────────────────────

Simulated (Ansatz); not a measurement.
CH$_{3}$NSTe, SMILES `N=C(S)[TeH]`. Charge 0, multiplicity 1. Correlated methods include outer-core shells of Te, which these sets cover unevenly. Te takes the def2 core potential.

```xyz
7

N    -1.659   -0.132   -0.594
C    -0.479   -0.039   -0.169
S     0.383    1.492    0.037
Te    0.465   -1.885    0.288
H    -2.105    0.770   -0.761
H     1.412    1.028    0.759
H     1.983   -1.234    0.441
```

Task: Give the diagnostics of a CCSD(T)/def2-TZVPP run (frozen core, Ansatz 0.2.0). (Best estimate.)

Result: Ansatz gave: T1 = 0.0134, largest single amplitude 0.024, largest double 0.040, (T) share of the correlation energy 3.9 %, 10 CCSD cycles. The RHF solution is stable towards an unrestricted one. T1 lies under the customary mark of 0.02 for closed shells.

────────────────────

Copy exactly the lines above, starting at the opening line and finishing at the line in which "Task: Give the" occurs.

Simulated (Ansatz); not a measurement.
CH$_{3}$NSTe, SMILES `N=C(S)[TeH]`. Charge 0, multiplicity 1. Correlated methods include outer-core shells of Te, which these sets cover unevenly. Te takes the def2 core potential.

```xyz
7

N    -1.659   -0.132   -0.594
C    -0.479   -0.039   -0.169
S     0.383    1.492    0.037
Te    0.465   -1.885    0.288
H    -2.105    0.770   -0.761
H     1.412    1.028    0.759
H     1.983   -1.234    0.441
```

Task: Give the diagnostics of a CCSD(T)/def2-TZVPP run (frozen core, Ansatz 0.2.0). (Best estimate.)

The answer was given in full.